TASK ITEM
Your answer should be the exact lines of the data below from the one containing "B. level PBE;" through the one containing "D. level PBE;"; please include nothing else.

┌──

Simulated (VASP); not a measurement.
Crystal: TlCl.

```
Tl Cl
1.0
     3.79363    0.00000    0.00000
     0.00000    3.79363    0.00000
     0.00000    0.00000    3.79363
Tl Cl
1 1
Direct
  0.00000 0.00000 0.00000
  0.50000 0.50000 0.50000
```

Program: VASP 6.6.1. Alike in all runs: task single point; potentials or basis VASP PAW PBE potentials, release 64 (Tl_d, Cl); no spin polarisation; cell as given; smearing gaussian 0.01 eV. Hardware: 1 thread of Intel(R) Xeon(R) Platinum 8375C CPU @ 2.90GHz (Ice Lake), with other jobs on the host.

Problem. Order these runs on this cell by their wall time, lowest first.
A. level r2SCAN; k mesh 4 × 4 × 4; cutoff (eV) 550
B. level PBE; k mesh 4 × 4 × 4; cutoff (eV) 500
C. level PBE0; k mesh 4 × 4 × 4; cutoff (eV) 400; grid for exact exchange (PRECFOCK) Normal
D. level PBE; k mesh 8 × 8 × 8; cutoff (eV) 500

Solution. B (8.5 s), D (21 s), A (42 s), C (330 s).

└──

EXERCISE OUTPUT
B. level PBE; k mesh 4 × 4 × 4; cutoff (eV) 500
C. level PBE0; k mesh 4 × 4 × 4; cutoff (eV) 400; grid for exact exchange (PRECFOCK) Normal
D. level PBE; k mesh 8 × 8 × 8; cutoff (eV) 500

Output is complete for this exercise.